> _Records shown_:
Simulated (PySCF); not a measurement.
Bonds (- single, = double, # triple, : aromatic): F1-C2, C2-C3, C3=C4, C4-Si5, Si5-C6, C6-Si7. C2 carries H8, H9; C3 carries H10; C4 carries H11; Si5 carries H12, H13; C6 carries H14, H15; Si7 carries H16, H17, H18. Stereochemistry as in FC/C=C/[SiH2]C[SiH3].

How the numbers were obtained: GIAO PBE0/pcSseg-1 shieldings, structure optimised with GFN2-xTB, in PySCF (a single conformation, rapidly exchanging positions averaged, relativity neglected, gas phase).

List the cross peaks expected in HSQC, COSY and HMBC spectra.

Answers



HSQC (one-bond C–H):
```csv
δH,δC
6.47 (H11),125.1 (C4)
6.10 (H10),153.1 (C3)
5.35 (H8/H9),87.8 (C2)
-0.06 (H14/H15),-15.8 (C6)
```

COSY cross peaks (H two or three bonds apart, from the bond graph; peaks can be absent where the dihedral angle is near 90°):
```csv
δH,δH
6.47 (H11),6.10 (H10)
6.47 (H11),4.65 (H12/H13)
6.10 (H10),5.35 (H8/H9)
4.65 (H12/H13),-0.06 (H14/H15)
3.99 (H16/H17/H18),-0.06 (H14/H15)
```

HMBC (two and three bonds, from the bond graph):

> _Work instruction_: Each record must be duplicated exactly, with none missing.

> _Response box_:
Simulated (PySCF); not a measurement.
Bonds (- single, = double, # triple, : aromatic): F1-C2, C2-C3, C3=C4, C4-Si5, Si5-C6, C6-Si7. C2 carries H8, H9; C3 carries H10; C4 carries H11; Si5 carries H12, H13; C6 carries H14, H15; Si7 carries H16, H17, H18. Stereochemistry as in FC/C=C/[SiH2]C[SiH3].

How the numbers were obtained: GIAO PBE0/pcSseg-1 shieldings, structure optimised with GFN2-xTB, in PySCF (a single conformation, rapidly exchanging positions averaged, relativity neglected, gas phase).

List the cross peaks expected in HSQC, COSY and HMBC spectra.

Answers



HSQC (one-bond C–H):
```csv
δH,δC
6.47 (H11),125.1 (C4)
6.10 (H10),153.1 (C3)
5.35 (H8/H9),87.8 (C2)
-0.06 (H14/H15),-15.8 (C6)
```

COSY cross peaks (H two or three bonds apart, from the bond graph; peaks can be absent where the dihedral angle is near 90°):
```csv
δH,δH
6.47 (H11),6.10 (H10)
6.47 (H11),4.65 (H12/H13)
6.10 (H10),5.35 (H8/H9)
4.65 (H12/H13),-0.06 (H14/H15)
3.99 (H16/H17/H18),-0.06 (H14/H15)
```

HMBC (two and three bonds, from the bond graph):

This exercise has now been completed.